• Work task: After the line containing "Question: In single", write nothing more; before it, reproduce every line of the material below exactly, starting with the first.

• Dataset:
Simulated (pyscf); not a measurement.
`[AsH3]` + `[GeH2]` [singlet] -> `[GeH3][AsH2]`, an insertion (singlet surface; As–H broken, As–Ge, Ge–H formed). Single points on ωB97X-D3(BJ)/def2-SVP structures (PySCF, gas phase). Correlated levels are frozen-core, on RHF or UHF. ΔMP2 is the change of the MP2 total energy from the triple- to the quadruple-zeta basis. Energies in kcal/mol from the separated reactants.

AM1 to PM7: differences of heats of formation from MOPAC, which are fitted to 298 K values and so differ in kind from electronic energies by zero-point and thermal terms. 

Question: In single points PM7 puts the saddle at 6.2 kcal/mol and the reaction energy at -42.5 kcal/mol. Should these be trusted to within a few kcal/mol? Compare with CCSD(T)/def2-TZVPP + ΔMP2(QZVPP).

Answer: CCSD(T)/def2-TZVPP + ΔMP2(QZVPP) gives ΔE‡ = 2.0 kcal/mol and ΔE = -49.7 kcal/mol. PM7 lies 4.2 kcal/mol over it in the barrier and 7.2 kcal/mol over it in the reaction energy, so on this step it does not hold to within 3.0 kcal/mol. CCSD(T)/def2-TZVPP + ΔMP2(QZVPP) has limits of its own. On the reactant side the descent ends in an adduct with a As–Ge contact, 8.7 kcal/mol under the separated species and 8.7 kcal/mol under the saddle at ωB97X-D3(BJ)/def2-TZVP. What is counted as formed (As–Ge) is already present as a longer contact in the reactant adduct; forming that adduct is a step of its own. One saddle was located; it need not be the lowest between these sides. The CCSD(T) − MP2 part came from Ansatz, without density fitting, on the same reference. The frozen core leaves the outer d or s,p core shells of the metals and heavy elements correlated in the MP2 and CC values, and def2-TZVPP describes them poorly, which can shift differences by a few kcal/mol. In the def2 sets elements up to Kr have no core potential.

• Your solution:
Simulated (pyscf); not a measurement.
`[AsH3]` + `[GeH2]` [singlet] -> `[GeH3][AsH2]`, an insertion (singlet surface; As–H broken, As–Ge, Ge–H formed). Single points on ωB97X-D3(BJ)/def2-SVP structures (PySCF, gas phase). Correlated levels are frozen-core, on RHF or UHF. ΔMP2 is the change of the MP2 total energy from the triple- to the quadruple-zeta basis. Energies in kcal/mol from the separated reactants.

AM1 to PM7: differences of heats of formation from MOPAC, which are fitted to 298 K values and so differ in kind from electronic energies by zero-point and thermal terms. 

Question: In single points PM7 puts the saddle at 6.2 kcal/mol and the reaction energy at -42.5 kcal/mol. Should these be trusted to within a few kcal/mol? Compare with CCSD(T)/def2-TZVPP + ΔMP2(QZVPP).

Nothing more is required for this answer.